Excerpted data:
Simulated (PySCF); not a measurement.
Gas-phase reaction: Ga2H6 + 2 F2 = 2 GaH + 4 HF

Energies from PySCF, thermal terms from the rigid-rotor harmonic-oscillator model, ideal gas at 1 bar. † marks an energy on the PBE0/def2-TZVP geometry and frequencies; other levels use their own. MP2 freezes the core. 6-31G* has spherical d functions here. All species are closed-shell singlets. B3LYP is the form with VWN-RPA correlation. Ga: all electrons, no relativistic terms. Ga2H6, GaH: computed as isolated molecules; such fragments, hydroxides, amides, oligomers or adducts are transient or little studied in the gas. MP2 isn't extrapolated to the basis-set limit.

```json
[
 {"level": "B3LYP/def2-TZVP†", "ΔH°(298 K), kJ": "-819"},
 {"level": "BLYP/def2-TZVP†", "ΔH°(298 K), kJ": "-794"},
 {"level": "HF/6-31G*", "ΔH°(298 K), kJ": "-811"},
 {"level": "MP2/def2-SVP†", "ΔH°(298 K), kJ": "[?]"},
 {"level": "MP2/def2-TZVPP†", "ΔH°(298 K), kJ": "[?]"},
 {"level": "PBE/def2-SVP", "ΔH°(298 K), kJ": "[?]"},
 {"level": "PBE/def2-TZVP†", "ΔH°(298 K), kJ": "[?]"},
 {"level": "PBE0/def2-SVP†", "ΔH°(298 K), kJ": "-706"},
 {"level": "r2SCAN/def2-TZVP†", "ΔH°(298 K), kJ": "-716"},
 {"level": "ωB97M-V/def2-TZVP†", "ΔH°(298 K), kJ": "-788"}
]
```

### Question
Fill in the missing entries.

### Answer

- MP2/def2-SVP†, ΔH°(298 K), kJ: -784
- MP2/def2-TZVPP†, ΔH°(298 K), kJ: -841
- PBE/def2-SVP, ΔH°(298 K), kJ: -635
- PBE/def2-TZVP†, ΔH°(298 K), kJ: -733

Assigned task: From the records above, transcribe without alteration every line from the one with "### Question" to the one with "- PBE/def2-SVP, ΔH°(298 K), kJ: -635", inclusive.

Answer box:
### Question
Fill in the missing entries.

### Answer

- MP2/def2-SVP†, ΔH°(298 K), kJ: -784
- MP2/def2-TZVPP†, ΔH°(298 K), kJ: -841
- PBE/def2-SVP, ΔH°(298 K), kJ: -635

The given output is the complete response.